======== RECORD EXCERPTS ========

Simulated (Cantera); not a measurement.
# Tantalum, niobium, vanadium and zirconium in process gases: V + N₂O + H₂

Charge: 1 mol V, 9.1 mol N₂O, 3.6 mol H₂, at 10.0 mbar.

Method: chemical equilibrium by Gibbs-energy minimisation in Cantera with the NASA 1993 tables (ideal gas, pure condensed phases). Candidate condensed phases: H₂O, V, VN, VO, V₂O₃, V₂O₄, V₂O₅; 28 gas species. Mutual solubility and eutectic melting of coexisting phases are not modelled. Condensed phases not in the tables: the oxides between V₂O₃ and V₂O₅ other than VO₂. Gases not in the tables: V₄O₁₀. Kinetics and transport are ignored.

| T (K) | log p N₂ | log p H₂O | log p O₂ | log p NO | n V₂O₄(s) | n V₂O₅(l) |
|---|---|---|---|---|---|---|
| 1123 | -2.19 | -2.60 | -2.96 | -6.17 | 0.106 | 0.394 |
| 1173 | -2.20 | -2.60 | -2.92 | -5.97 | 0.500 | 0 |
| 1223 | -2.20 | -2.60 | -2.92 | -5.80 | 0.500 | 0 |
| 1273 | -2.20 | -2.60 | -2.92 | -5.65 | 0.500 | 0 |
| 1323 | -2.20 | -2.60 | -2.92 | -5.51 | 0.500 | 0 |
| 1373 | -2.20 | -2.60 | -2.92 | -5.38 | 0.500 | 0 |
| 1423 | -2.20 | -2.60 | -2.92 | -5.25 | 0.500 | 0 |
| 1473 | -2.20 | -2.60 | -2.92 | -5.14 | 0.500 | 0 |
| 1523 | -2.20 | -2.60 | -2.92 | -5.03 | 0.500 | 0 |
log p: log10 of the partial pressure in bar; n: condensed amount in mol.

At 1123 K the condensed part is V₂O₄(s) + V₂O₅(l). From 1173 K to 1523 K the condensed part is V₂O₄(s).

========

BRIEF:
Can you repeat, word for word, every line above from the one containing "Charge: 1 mol" down to the one containing "-5.51 | 0.500 | 0 |", including both?

TASK RESPONSE:
Charge: 1 mol V, 9.1 mol N₂O, 3.6 mol H₂, at 10.0 mbar.

Method: chemical equilibrium by Gibbs-energy minimisation in Cantera with the NASA 1993 tables (ideal gas, pure condensed phases). Candidate condensed phases: H₂O, V, VN, VO, V₂O₃, V₂O₄, V₂O₅; 28 gas species. Mutual solubility and eutectic melting of coexisting phases are not modelled. Condensed phases not in the tables: the oxides between V₂O₃ and V₂O₅ other than VO₂. Gases not in the tables: V₄O₁₀. Kinetics and transport are ignored.

| T (K) | log p N₂ | log p H₂O | log p O₂ | log p NO | n V₂O₄(s) | n V₂O₅(l) |
|---|---|---|---|---|---|---|
| 1123 | -2.19 | -2.60 | -2.96 | -6.17 | 0.106 | 0.394 |
| 1173 | -2.20 | -2.60 | -2.92 | -5.97 | 0.500 | 0 |
| 1223 | -2.20 | -2.60 | -2.92 | -5.80 | 0.500 | 0 |
| 1273 | -2.20 | -2.60 | -2.92 | -5.65 | 0.500 | 0 |
| 1323 | -2.20 | -2.60 | -2.92 | -5.51 | 0.500 | 0 |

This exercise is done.